- _Work order_:
Start at the first line of the material below and retype each line through the one containing "6.03 | 6.62 |", exactly.

************

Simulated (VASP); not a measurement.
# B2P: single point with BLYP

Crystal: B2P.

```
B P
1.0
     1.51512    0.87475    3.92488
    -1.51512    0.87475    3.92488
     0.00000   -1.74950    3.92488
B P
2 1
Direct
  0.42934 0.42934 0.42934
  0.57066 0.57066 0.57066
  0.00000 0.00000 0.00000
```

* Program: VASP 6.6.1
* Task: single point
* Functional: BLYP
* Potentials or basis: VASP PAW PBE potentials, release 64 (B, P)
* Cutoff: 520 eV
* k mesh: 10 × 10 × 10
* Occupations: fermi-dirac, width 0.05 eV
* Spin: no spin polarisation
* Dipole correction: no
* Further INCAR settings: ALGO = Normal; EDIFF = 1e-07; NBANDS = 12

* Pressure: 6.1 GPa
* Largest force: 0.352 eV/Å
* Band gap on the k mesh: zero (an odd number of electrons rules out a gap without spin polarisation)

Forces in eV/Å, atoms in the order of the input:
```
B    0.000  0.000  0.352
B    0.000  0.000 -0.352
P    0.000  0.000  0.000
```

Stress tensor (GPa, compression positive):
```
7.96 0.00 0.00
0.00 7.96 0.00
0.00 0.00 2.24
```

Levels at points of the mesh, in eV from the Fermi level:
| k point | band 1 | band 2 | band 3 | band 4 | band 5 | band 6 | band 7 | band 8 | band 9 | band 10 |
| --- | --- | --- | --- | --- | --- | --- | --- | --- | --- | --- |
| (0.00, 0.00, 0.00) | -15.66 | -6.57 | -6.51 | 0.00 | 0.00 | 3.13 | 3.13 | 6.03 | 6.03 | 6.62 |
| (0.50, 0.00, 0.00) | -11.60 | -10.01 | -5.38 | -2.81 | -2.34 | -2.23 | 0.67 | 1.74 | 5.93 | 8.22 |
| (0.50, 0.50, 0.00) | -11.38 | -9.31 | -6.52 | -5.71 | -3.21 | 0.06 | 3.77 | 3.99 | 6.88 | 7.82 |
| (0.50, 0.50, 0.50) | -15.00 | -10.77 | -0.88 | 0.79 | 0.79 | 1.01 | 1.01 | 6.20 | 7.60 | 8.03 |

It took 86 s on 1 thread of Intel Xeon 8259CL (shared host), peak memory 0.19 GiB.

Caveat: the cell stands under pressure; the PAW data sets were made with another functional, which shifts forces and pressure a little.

************

- _Written response_:
Simulated (VASP); not a measurement.
# B2P: single point with BLYP

Crystal: B2P.

```
B P
1.0
     1.51512    0.87475    3.92488
    -1.51512    0.87475    3.92488
     0.00000   -1.74950    3.92488
B P
2 1
Direct
  0.42934 0.42934 0.42934
  0.57066 0.57066 0.57066
  0.00000 0.00000 0.00000
```

* Program: VASP 6.6.1
* Task: single point
* Functional: BLYP
* Potentials or basis: VASP PAW PBE potentials, release 64 (B, P)
* Cutoff: 520 eV
* k mesh: 10 × 10 × 10
* Occupations: fermi-dirac, width 0.05 eV
* Spin: no spin polarisation
* Dipole correction: no
* Further INCAR settings: ALGO = Normal; EDIFF = 1e-07; NBANDS = 12

* Pressure: 6.1 GPa
* Largest force: 0.352 eV/Å
* Band gap on the k mesh: zero (an odd number of electrons rules out a gap without spin polarisation)

Forces in eV/Å, atoms in the order of the input:
```
B    0.000  0.000  0.352
B    0.000  0.000 -0.352
P    0.000  0.000  0.000
```

Stress tensor (GPa, compression positive):
```
7.96 0.00 0.00
0.00 7.96 0.00
0.00 0.00 2.24
```

Levels at points of the mesh, in eV from the Fermi level:
| k point | band 1 | band 2 | band 3 | band 4 | band 5 | band 6 | band 7 | band 8 | band 9 | band 10 |
| --- | --- | --- | --- | --- | --- | --- | --- | --- | --- | --- |
| (0.00, 0.00, 0.00) | -15.66 | -6.57 | -6.51 | 0.00 | 0.00 | 3.13 | 3.13 | 6.03 | 6.03 | 6.62 |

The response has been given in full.